**** DATASET ENTRIES

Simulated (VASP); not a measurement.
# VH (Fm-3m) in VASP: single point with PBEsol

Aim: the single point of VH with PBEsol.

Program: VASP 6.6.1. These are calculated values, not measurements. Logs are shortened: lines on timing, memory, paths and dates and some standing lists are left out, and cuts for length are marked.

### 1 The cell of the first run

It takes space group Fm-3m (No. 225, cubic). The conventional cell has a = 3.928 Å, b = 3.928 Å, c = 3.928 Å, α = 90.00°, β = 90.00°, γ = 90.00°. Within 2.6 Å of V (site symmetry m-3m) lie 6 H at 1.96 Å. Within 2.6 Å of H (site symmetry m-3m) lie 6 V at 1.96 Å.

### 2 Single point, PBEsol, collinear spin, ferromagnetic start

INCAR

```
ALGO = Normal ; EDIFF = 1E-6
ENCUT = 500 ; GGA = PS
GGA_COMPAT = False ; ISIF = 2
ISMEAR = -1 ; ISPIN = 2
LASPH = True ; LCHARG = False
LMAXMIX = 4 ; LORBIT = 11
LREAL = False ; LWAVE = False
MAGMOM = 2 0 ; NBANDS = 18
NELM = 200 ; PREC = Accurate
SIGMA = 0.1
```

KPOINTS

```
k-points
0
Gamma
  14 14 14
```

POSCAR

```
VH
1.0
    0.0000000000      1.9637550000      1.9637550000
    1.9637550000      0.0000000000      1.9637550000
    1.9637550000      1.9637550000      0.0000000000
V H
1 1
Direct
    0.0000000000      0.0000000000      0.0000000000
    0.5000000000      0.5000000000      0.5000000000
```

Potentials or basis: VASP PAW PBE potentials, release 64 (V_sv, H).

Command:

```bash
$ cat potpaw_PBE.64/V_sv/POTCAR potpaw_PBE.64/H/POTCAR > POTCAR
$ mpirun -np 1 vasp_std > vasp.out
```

********

> **WORK REQUEST**: Every line from the first through the one containing "Aim: the single point of VH with PBEsol." in the listing above must be given again exactly, with nothing else alongside.

> **RESPONSE BOX**:
Simulated (VASP); not a measurement.
# VH (Fm-3m) in VASP: single point with PBEsol

Aim: the single point of VH with PBEsol.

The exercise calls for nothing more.